Data for review:
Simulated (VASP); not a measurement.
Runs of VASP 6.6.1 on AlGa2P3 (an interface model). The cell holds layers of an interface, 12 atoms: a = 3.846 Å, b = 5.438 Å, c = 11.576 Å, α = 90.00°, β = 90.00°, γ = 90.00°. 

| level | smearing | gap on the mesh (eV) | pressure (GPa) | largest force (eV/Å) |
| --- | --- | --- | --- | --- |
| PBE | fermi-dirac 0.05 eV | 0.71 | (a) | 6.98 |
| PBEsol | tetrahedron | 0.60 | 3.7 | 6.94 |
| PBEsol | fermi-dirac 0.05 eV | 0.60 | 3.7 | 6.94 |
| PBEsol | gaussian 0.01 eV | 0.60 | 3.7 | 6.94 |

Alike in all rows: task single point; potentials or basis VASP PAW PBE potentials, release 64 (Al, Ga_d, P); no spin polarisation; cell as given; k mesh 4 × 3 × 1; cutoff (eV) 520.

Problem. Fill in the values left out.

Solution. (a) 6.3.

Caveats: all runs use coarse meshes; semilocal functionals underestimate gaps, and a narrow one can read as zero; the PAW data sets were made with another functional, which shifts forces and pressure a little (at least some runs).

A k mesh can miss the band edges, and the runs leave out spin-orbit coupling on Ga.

Work request: In full and word for word, output the entries.

Task output:
Simulated (VASP); not a measurement.
Runs of VASP 6.6.1 on AlGa2P3 (an interface model). The cell holds layers of an interface, 12 atoms: a = 3.846 Å, b = 5.438 Å, c = 11.576 Å, α = 90.00°, β = 90.00°, γ = 90.00°. 

| level | smearing | gap on the mesh (eV) | pressure (GPa) | largest force (eV/Å) |
| --- | --- | --- | --- | --- |
| PBE | fermi-dirac 0.05 eV | 0.71 | (a) | 6.98 |
| PBEsol | tetrahedron | 0.60 | 3.7 | 6.94 |
| PBEsol | fermi-dirac 0.05 eV | 0.60 | 3.7 | 6.94 |
| PBEsol | gaussian 0.01 eV | 0.60 | 3.7 | 6.94 |

Alike in all rows: task single point; potentials or basis VASP PAW PBE potentials, release 64 (Al, Ga_d, P); no spin polarisation; cell as given; k mesh 4 × 3 × 1; cutoff (eV) 520.

Problem. Fill in the values left out.

Solution. (a) 6.3.

Caveats: all runs use coarse meshes; semilocal functionals underestimate gaps, and a narrow one can read as zero; the PAW data sets were made with another functional, which shifts forces and pressure a little (at least some runs).

A k mesh can miss the band edges, and the runs leave out spin-orbit coupling on Ga.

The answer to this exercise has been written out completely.